Excerpted data
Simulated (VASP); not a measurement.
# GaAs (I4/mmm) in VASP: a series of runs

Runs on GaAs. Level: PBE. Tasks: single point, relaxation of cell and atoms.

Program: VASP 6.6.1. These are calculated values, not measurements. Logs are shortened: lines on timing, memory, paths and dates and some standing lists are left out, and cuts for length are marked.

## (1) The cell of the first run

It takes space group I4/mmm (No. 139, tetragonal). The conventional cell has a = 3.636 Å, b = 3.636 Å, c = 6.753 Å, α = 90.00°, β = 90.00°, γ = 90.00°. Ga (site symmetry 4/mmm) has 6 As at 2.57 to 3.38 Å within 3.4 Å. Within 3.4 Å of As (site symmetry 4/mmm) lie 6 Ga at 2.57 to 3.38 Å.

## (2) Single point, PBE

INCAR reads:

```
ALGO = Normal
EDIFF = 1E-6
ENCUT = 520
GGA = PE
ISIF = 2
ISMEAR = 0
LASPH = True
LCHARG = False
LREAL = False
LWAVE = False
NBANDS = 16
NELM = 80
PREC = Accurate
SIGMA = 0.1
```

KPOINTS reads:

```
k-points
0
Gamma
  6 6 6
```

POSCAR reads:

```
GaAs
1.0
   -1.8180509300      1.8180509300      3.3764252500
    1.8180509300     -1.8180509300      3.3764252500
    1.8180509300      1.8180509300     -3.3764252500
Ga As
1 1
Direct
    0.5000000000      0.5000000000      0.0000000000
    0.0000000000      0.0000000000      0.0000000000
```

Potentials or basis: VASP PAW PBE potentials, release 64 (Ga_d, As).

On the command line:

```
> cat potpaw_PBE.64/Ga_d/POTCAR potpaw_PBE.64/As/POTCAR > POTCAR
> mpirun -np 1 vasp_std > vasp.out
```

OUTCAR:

Required action
With the line that has "Runs on GaAs." as the first and the line that has "## (1) The cell of the first run" as the last, repeat exactly that run of lines above and no more.

Exercise response
Runs on GaAs. Level: PBE. Tasks: single point, relaxation of cell and atoms.

Program: VASP 6.6.1. These are calculated values, not measurements. Logs are shortened: lines on timing, memory, paths and dates and some standing lists are left out, and cuts for length are marked.

## (1) The cell of the first run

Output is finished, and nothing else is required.